>>>

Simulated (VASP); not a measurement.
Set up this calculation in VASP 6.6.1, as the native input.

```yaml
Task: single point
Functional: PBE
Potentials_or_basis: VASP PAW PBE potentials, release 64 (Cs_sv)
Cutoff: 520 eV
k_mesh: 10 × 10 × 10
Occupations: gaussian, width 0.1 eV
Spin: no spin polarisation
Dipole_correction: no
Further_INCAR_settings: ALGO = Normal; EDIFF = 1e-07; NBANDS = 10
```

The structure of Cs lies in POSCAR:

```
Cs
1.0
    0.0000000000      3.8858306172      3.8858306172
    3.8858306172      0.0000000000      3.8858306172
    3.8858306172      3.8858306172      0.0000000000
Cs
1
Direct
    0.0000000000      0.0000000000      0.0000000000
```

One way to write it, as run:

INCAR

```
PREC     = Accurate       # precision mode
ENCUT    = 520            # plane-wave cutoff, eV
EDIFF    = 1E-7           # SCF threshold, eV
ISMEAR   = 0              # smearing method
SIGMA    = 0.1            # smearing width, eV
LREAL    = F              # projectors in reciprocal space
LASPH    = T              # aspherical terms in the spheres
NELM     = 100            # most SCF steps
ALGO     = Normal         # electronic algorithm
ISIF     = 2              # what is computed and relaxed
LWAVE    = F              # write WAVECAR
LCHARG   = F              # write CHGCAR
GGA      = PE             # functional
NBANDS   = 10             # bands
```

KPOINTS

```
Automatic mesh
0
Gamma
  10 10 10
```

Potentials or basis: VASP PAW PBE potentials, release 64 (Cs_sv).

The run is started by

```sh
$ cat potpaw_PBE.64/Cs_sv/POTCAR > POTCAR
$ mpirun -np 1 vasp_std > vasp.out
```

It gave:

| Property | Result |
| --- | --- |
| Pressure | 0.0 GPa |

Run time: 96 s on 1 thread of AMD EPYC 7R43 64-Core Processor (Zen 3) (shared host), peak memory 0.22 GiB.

<<<

**Work item**.
Referring to the material above, set down exactly the lines between the line with "The run is started by" and the line with "Pressure | 0.0 GPa |", inclusive, and no other lines.

**Task answer**.
The run is started by

```sh
$ cat potpaw_PBE.64/Cs_sv/POTCAR > POTCAR
$ mpirun -np 1 vasp_std > vasp.out
```

It gave:

| Property | Result |
| --- | --- |
| Pressure | 0.0 GPa |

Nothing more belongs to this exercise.